= Work item =
Transcribe each record below word for word.

++++ Material provided ++++

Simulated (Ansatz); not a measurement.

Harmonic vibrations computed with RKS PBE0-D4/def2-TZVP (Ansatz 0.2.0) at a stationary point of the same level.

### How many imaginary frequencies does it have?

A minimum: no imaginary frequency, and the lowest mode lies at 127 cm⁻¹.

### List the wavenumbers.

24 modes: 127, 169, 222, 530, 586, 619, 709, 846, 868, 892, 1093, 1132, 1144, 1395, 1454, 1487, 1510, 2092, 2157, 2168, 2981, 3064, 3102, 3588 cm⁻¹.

++++

= Task answer =
Simulated (Ansatz); not a measurement.

Harmonic vibrations computed with RKS PBE0-D4/def2-TZVP (Ansatz 0.2.0) at a stationary point of the same level.

### How many imaginary frequencies does it have?

A minimum: no imaginary frequency, and the lowest mode lies at 127 cm⁻¹.

### List the wavenumbers.

24 modes: 127, 169, 222, 530, 586, 619, 709, 846, 868, 892, 1093, 1132, 1144, 1395, 1454, 1487, 1510, 2092, 2157, 2168, 2981, 3064, 3102, 3588 cm⁻¹.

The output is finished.